ASSIGNMENT: Nothing beyond the line containing "D. AlBr₂ (doublet)" should be printed; print each line exactly from the first line of the listing below through it.

EXTRACTED ENTRIES:
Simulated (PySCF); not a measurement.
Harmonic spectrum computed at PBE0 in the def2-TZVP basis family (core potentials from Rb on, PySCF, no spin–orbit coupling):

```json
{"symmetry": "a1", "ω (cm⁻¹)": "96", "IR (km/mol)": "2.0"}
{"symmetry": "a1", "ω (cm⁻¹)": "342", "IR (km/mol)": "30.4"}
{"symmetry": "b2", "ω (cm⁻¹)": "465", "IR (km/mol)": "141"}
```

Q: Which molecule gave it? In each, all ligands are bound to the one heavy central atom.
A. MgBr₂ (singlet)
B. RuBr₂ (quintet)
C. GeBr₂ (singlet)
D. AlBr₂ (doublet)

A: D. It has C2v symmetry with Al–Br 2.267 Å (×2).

SOLUTION:
Simulated (PySCF); not a measurement.
Harmonic spectrum computed at PBE0 in the def2-TZVP basis family (core potentials from Rb on, PySCF, no spin–orbit coupling):

```json
{"symmetry": "a1", "ω (cm⁻¹)": "96", "IR (km/mol)": "2.0"}
{"symmetry": "a1", "ω (cm⁻¹)": "342", "IR (km/mol)": "30.4"}
{"symmetry": "b2", "ω (cm⁻¹)": "465", "IR (km/mol)": "141"}
```

Q: Which molecule gave it? In each, all ligands are bound to the one heavy central atom.
A. MgBr₂ (singlet)
B. RuBr₂ (quintet)
C. GeBr₂ (singlet)
D. AlBr₂ (doublet)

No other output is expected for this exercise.